*Material shown*
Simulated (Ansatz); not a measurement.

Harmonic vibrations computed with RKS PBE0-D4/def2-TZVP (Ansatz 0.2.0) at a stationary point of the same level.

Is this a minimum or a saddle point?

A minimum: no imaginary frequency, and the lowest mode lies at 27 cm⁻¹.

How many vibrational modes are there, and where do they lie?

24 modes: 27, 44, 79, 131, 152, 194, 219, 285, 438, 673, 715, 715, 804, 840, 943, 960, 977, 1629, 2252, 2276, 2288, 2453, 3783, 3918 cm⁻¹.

*Action item*
Quote every line of the records above, from the first down to the one holding "How many vibrational", exactly as written.

*Exercise response*
Simulated (Ansatz); not a measurement.

Harmonic vibrations computed with RKS PBE0-D4/def2-TZVP (Ansatz 0.2.0) at a stationary point of the same level.

Is this a minimum or a saddle point?

A minimum: no imaginary frequency, and the lowest mode lies at 27 cm⁻¹.

How many vibrational modes are there, and where do they lie?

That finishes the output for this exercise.